=== DATA LISTING ===
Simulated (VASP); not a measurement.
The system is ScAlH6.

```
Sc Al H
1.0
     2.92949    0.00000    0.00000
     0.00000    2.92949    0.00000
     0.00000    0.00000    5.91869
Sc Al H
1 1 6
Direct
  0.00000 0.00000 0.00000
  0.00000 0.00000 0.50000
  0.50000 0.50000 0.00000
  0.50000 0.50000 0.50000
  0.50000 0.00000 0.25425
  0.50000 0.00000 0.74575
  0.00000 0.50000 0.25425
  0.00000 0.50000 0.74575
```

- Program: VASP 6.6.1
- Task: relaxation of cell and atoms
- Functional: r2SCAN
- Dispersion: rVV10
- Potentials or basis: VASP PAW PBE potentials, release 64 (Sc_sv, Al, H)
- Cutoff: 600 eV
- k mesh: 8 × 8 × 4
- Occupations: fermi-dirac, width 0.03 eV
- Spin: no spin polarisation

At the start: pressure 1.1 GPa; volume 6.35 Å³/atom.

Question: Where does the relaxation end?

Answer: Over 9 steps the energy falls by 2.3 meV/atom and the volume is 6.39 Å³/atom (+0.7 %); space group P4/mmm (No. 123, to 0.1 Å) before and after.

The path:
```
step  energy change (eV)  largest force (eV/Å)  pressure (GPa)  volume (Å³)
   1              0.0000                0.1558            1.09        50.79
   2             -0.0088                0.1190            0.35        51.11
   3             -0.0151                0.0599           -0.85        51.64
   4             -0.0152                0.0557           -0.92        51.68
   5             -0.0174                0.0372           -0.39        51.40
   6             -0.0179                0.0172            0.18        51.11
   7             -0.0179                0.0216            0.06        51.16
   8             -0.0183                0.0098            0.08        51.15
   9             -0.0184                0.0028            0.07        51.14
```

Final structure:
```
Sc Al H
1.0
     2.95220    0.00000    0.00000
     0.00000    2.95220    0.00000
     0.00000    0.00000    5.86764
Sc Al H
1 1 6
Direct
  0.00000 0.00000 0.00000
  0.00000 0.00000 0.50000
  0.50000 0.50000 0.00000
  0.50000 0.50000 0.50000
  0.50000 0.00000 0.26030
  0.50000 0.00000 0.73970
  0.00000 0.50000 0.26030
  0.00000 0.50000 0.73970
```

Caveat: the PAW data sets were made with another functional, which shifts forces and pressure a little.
===

[WORK ORDER]:
Nothing beyond the lines from the start of the entries through the line with "At the start: pressure" should appear. Repeat those lines exactly, both ends included.

[ANSWER BOX]:
Simulated (VASP); not a measurement.
The system is ScAlH6.

```
Sc Al H
1.0
     2.92949    0.00000    0.00000
     0.00000    2.92949    0.00000
     0.00000    0.00000    5.91869
Sc Al H
1 1 6
Direct
  0.00000 0.00000 0.00000
  0.00000 0.00000 0.50000
  0.50000 0.50000 0.00000
  0.50000 0.50000 0.50000
  0.50000 0.00000 0.25425
  0.50000 0.00000 0.74575
  0.00000 0.50000 0.25425
  0.00000 0.50000 0.74575
```

- Program: VASP 6.6.1
- Task: relaxation of cell and atoms
- Functional: r2SCAN
- Dispersion: rVV10
- Potentials or basis: VASP PAW PBE potentials, release 64 (Sc_sv, Al, H)
- Cutoff: 600 eV
- k mesh: 8 × 8 × 4
- Occupations: fermi-dirac, width 0.03 eV
- Spin: no spin polarisation

At the start: pressure 1.1 GPa; volume 6.35 Å³/atom.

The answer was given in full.